-.-.-
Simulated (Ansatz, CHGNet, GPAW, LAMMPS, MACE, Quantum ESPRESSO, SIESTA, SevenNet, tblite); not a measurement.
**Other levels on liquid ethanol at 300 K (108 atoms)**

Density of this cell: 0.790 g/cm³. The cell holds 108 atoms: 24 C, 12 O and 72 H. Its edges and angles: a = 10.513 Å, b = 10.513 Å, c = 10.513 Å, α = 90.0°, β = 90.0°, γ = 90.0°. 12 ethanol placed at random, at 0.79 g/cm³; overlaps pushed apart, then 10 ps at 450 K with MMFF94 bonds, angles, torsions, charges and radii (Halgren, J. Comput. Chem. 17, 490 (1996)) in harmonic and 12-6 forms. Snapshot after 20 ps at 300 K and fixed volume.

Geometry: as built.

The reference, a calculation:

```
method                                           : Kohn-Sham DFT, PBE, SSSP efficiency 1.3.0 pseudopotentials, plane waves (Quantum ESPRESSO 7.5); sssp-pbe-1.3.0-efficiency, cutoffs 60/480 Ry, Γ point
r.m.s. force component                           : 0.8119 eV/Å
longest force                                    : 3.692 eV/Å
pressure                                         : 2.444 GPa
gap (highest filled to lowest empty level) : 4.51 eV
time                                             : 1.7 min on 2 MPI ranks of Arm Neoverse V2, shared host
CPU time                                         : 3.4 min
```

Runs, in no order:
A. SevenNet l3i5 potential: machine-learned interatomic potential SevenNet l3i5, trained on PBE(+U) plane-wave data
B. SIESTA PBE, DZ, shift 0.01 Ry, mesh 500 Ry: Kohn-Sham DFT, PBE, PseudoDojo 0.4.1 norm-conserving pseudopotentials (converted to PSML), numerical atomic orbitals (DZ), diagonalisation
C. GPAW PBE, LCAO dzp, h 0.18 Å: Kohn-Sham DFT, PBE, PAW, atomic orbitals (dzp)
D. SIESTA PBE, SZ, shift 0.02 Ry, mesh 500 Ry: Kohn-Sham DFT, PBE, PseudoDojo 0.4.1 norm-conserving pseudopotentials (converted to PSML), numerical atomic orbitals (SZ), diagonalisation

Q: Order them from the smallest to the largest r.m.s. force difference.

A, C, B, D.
-.-.-

* [EXERCISE] Taking the material above, extract exactly and only the lines from the line with "D. SIESTA PBE, SZ, shift" to the line with "Q: Order them", inclusive of both.

* [ANSWER BOX]
D. SIESTA PBE, SZ, shift 0.02 Ry, mesh 500 Ry: Kohn-Sham DFT, PBE, PseudoDojo 0.4.1 norm-conserving pseudopotentials (converted to PSML), numerical atomic orbitals (SZ), diagonalisation

Q: Order them from the smallest to the largest r.m.s. force difference.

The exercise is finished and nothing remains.